*** Supplied data ***

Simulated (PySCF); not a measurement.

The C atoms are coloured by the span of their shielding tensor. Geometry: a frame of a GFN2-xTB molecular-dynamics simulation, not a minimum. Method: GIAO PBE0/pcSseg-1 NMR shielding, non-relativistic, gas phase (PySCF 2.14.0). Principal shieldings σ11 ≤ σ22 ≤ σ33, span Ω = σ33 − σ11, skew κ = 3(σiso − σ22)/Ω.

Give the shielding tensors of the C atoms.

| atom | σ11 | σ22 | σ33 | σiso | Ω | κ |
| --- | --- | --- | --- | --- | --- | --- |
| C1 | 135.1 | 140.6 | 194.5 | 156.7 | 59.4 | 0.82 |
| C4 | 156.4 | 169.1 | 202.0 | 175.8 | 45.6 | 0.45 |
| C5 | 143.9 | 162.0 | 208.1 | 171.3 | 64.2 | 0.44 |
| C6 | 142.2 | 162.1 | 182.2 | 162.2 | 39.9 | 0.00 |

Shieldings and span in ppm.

*** End of Supplied data ***

Assigned task: The answer should contain only the lines from the first line of the entries through the line holding "Give the shielding tensors of the C atoms.", each exactly as written.

Expected answer:
Simulated (PySCF); not a measurement.

The C atoms are coloured by the span of their shielding tensor. Geometry: a frame of a GFN2-xTB molecular-dynamics simulation, not a minimum. Method: GIAO PBE0/pcSseg-1 NMR shielding, non-relativistic, gas phase (PySCF 2.14.0). Principal shieldings σ11 ≤ σ22 ≤ σ33, span Ω = σ33 − σ11, skew κ = 3(σiso − σ22)/Ω.

Give the shielding tensors of the C atoms.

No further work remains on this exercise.